Lines below starting with the line with "The slice is" and going on through the line with "on the slice." must be output exactly; the rest of the records must be left out.

------ Input data

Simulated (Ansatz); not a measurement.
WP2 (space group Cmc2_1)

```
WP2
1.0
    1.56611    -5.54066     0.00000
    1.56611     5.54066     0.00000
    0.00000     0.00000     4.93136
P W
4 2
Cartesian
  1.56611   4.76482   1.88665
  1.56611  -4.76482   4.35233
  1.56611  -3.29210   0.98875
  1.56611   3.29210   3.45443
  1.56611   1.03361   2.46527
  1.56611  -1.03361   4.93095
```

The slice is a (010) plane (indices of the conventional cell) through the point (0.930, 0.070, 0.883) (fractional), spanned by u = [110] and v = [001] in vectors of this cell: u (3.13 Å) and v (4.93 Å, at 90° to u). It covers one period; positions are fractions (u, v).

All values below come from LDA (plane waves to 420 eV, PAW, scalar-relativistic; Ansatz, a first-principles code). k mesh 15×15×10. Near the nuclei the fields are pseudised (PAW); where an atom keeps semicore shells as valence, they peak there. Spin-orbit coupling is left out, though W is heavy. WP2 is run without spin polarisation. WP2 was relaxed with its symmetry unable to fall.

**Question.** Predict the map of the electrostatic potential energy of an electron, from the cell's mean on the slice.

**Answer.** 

------------

### Response
The slice is a (010) plane (indices of the conventional cell) through the point (0.930, 0.070, 0.883) (fractional), spanned by u = [110] and v = [001] in vectors of this cell: u (3.13 Å) and v (4.93 Å, at 90° to u). It covers one period; positions are fractions (u, v).

All values below come from LDA (plane waves to 420 eV, PAW, scalar-relativistic; Ansatz, a first-principles code). k mesh 15×15×10. Near the nuclei the fields are pseudised (PAW); where an atom keeps semicore shells as valence, they peak there. Spin-orbit coupling is left out, though W is heavy. WP2 is run without spin polarisation. WP2 was relaxed with its symmetry unable to fall.

**Question.** Predict the map of the electrostatic potential energy of an electron, from the cell's mean on the slice.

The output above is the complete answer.